● **WORK TASK**
In the records below, the line with "H10, H11 on C4)" opens the range and the line with "What might wB97X-D/def2-SVPD" closes it; print that range exactly and nothing else.

BEGIN

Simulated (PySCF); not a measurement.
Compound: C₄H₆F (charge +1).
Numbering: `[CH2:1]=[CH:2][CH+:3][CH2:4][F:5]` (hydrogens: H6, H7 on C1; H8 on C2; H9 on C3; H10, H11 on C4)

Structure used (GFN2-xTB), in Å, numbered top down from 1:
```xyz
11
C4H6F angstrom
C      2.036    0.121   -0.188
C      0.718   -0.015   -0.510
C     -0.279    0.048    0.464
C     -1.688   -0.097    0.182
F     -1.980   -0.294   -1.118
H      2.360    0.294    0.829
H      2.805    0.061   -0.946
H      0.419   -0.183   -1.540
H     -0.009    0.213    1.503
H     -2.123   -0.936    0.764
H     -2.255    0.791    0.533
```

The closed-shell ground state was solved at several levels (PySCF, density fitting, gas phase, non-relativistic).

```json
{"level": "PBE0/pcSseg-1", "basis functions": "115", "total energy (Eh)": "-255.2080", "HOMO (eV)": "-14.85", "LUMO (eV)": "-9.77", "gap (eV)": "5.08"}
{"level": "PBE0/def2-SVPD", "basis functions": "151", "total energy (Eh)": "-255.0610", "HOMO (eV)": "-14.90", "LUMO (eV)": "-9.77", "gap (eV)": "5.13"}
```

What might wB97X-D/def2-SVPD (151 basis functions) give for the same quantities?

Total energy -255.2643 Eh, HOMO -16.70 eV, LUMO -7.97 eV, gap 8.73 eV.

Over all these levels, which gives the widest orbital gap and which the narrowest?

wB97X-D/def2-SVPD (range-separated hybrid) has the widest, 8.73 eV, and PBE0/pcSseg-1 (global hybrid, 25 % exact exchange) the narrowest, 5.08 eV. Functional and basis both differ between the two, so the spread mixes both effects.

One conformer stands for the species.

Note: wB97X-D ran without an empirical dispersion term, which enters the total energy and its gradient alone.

END

● **RESULT**
Numbering: `[CH2:1]=[CH:2][CH+:3][CH2:4][F:5]` (hydrogens: H6, H7 on C1; H8 on C2; H9 on C3; H10, H11 on C4)

Structure used (GFN2-xTB), in Å, numbered top down from 1:
```xyz
11
C4H6F angstrom
C      2.036    0.121   -0.188
C      0.718   -0.015   -0.510
C     -0.279    0.048    0.464
C     -1.688   -0.097    0.182
F     -1.980   -0.294   -1.118
H      2.360    0.294    0.829
H      2.805    0.061   -0.946
H      0.419   -0.183   -1.540
H     -0.009    0.213    1.503
H     -2.123   -0.936    0.764
H     -2.255    0.791    0.533
```

The closed-shell ground state was solved at several levels (PySCF, density fitting, gas phase, non-relativistic).

```json
{"level": "PBE0/pcSseg-1", "basis functions": "115", "total energy (Eh)": "-255.2080", "HOMO (eV)": "-14.85", "LUMO (eV)": "-9.77", "gap (eV)": "5.08"}
{"level": "PBE0/def2-SVPD", "basis functions": "151", "total energy (Eh)": "-255.0610", "HOMO (eV)": "-14.90", "LUMO (eV)": "-9.77", "gap (eV)": "5.13"}
```

What might wB97X-D/def2-SVPD (151 basis functions) give for the same quantities?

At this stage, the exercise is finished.